- **RECORDED INFORMATION**:
========================================
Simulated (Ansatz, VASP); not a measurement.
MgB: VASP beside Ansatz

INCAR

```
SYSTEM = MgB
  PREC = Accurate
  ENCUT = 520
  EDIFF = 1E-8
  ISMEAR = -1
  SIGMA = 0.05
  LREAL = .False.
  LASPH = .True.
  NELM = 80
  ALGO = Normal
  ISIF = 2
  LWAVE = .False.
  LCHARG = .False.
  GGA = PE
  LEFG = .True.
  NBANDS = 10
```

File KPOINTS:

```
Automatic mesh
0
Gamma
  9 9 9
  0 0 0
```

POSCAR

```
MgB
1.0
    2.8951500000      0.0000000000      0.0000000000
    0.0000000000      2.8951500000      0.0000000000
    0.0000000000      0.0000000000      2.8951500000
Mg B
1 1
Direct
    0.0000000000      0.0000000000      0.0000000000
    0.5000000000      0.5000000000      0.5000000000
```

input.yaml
========================================

- **ASSIGNED TASK**:
All the records above must be transcribed without a single change to any word.

- **REPLY**:
Simulated (Ansatz, VASP); not a measurement.
MgB: VASP beside Ansatz

INCAR

```
SYSTEM = MgB
  PREC = Accurate
  ENCUT = 520
  EDIFF = 1E-8
  ISMEAR = -1
  SIGMA = 0.05
  LREAL = .False.
  LASPH = .True.
  NELM = 80
  ALGO = Normal
  ISIF = 2
  LWAVE = .False.
  LCHARG = .False.
  GGA = PE
  LEFG = .True.
  NBANDS = 10
```

File KPOINTS:

```
Automatic mesh
0
Gamma
  9 9 9
  0 0 0
```

POSCAR

```
MgB
1.0
    2.8951500000      0.0000000000      0.0000000000
    0.0000000000      2.8951500000      0.0000000000
    0.0000000000      0.0000000000      2.8951500000
Mg B
1 1
Direct
    0.0000000000      0.0000000000      0.0000000000
    0.5000000000      0.5000000000      0.5000000000
```

input.yaml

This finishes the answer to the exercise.